ASSIGNED TASK =>
Nothing in the data may be omitted; output it all verbatim.

SUPPLIED MATERIAL =>
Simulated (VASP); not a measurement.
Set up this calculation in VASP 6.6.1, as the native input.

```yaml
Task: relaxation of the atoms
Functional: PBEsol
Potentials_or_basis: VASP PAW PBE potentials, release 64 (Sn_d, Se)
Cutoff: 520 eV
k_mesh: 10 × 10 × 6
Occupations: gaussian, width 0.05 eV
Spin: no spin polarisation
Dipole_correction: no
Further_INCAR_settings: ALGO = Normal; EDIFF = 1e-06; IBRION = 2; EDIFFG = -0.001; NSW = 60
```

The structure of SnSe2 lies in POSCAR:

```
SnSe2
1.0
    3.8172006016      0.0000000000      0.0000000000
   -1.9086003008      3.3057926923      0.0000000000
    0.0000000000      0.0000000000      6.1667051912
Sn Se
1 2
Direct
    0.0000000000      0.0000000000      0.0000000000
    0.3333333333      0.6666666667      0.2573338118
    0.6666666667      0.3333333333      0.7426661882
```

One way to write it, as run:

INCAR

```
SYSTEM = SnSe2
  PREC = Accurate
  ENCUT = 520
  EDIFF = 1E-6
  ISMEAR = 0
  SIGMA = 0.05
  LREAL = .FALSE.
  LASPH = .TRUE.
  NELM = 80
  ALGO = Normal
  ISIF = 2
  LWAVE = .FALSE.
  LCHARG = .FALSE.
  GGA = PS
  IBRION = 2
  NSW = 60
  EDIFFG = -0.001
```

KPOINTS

TASK ANSWER =>
Simulated (VASP); not a measurement.
Set up this calculation in VASP 6.6.1, as the native input.

```yaml
Task: relaxation of the atoms
Functional: PBEsol
Potentials_or_basis: VASP PAW PBE potentials, release 64 (Sn_d, Se)
Cutoff: 520 eV
k_mesh: 10 × 10 × 6
Occupations: gaussian, width 0.05 eV
Spin: no spin polarisation
Dipole_correction: no
Further_INCAR_settings: ALGO = Normal; EDIFF = 1e-06; IBRION = 2; EDIFFG = -0.001; NSW = 60
```

The structure of SnSe2 lies in POSCAR:

```
SnSe2
1.0
    3.8172006016      0.0000000000      0.0000000000
   -1.9086003008      3.3057926923      0.0000000000
    0.0000000000      0.0000000000      6.1667051912
Sn Se
1 2
Direct
    0.0000000000      0.0000000000      0.0000000000
    0.3333333333      0.6666666667      0.2573338118
    0.6666666667      0.3333333333      0.7426661882
```

One way to write it, as run:

INCAR

```
SYSTEM = SnSe2
  PREC = Accurate
  ENCUT = 520
  EDIFF = 1E-6
  ISMEAR = 0
  SIGMA = 0.05
  LREAL = .FALSE.
  LASPH = .TRUE.
  NELM = 80
  ALGO = Normal
  ISIF = 2
  LWAVE = .FALSE.
  LCHARG = .FALSE.
  GGA = PS
  IBRION = 2
  NSW = 60
  EDIFFG = -0.001
```

KPOINTS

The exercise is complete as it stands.